§ **Work request**
Write out the data below in full, please. Keep every character as given.

§ **Information shown**
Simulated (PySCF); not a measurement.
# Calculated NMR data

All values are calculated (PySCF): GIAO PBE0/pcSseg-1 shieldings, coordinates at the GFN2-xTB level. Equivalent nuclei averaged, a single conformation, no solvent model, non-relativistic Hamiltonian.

§ **Exercise answer**
Simulated (PySCF); not a measurement.
# Calculated NMR data

All values are calculated (PySCF): GIAO PBE0/pcSseg-1 shieldings, coordinates at the GFN2-xTB level. Equivalent nuclei averaged, a single conformation, no solvent model, non-relativistic Hamiltonian.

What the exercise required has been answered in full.